* [ASSIGNED TASK]
Transcribe each line below word for word.

* [EXTRACTED RECORDS]
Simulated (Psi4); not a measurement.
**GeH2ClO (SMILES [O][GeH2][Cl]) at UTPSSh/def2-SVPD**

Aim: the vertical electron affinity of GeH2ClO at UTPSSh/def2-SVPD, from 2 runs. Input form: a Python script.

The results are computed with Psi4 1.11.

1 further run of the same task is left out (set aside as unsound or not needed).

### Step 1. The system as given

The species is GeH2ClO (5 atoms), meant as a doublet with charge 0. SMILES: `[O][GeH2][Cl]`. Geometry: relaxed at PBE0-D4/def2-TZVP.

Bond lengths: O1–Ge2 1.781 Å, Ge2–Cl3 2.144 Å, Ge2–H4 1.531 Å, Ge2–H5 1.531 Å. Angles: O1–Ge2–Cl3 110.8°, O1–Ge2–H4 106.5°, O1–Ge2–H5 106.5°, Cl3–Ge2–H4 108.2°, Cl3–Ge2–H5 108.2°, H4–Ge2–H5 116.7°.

* [ANSWER AREA]
Simulated (Psi4); not a measurement.
**GeH2ClO (SMILES [O][GeH2][Cl]) at UTPSSh/def2-SVPD**

Aim: the vertical electron affinity of GeH2ClO at UTPSSh/def2-SVPD, from 2 runs. Input form: a Python script.

The results are computed with Psi4 1.11.

1 further run of the same task is left out (set aside as unsound or not needed).

### Step 1. The system as given

The species is GeH2ClO (5 atoms), meant as a doublet with charge 0. SMILES: `[O][GeH2][Cl]`. Geometry: relaxed at PBE0-D4/def2-TZVP.

Bond lengths: O1–Ge2 1.781 Å, Ge2–Cl3 2.144 Å, Ge2–H4 1.531 Å, Ge2–H5 1.531 Å. Angles: O1–Ge2–Cl3 110.8°, O1–Ge2–H4 106.5°, O1–Ge2–H5 106.5°, Cl3–Ge2–H4 108.2°, Cl3–Ge2–H5 108.2°, H4–Ge2–H5 116.7°.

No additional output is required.